--- START ---

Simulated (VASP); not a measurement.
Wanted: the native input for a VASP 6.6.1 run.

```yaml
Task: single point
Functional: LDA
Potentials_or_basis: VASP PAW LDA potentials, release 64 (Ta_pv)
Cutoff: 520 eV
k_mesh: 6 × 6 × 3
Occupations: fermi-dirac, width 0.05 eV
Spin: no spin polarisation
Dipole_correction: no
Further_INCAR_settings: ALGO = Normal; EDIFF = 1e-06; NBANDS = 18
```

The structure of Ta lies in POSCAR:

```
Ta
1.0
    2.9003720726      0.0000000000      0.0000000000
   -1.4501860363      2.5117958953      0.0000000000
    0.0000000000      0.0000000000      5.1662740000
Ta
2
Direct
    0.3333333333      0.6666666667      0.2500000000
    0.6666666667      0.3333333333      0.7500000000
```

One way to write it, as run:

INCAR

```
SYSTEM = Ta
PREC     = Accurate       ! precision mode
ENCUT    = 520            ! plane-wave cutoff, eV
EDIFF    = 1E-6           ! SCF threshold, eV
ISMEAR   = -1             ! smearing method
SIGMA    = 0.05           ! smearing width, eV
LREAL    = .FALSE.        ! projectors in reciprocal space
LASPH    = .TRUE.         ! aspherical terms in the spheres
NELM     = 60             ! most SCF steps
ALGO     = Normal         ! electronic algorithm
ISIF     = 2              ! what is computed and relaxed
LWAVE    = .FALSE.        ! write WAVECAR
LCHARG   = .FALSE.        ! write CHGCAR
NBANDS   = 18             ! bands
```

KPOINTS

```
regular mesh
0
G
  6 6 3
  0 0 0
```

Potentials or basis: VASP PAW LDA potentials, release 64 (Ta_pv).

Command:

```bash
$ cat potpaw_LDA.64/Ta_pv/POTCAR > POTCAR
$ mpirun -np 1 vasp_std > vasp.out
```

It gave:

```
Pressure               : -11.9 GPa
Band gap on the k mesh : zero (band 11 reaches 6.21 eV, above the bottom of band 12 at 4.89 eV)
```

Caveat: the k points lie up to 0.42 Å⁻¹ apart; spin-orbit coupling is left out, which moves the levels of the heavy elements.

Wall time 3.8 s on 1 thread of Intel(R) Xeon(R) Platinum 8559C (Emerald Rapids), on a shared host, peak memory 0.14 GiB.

--- END ---

> [Assignment]:
Beginning with the line that has "Wanted: the native" and ending with the line that has "Caveat: the k", set down the lines above exactly and include no others.

> [Response area]:
Wanted: the native input for a VASP 6.6.1 run.

```yaml
Task: single point
Functional: LDA
Potentials_or_basis: VASP PAW LDA potentials, release 64 (Ta_pv)
Cutoff: 520 eV
k_mesh: 6 × 6 × 3
Occupations: fermi-dirac, width 0.05 eV
Spin: no spin polarisation
Dipole_correction: no
Further_INCAR_settings: ALGO = Normal; EDIFF = 1e-06; NBANDS = 18
```

The structure of Ta lies in POSCAR:

```
Ta
1.0
    2.9003720726      0.0000000000      0.0000000000
   -1.4501860363      2.5117958953      0.0000000000
    0.0000000000      0.0000000000      5.1662740000
Ta
2
Direct
    0.3333333333      0.6666666667      0.2500000000
    0.6666666667      0.3333333333      0.7500000000
```

One way to write it, as run:

INCAR

```
SYSTEM = Ta
PREC     = Accurate       ! precision mode
ENCUT    = 520            ! plane-wave cutoff, eV
EDIFF    = 1E-6           ! SCF threshold, eV
ISMEAR   = -1             ! smearing method
SIGMA    = 0.05           ! smearing width, eV
LREAL    = .FALSE.        ! projectors in reciprocal space
LASPH    = .TRUE.         ! aspherical terms in the spheres
NELM     = 60             ! most SCF steps
ALGO     = Normal         ! electronic algorithm
ISIF     = 2              ! what is computed and relaxed
LWAVE    = .FALSE.        ! write WAVECAR
LCHARG   = .FALSE.        ! write CHGCAR
NBANDS   = 18             ! bands
```

KPOINTS

```
regular mesh
0
G
  6 6 3
  0 0 0
```

Potentials or basis: VASP PAW LDA potentials, release 64 (Ta_pv).

Command:

```bash
$ cat potpaw_LDA.64/Ta_pv/POTCAR > POTCAR
$ mpirun -np 1 vasp_std > vasp.out
```

It gave:

```
Pressure               : -11.9 GPa
Band gap on the k mesh : zero (band 11 reaches 6.21 eV, above the bottom of band 12 at 4.89 eV)
```

Caveat: the k points lie up to 0.42 Å⁻¹ apart; spin-orbit coupling is left out, which moves the levels of the heavy elements.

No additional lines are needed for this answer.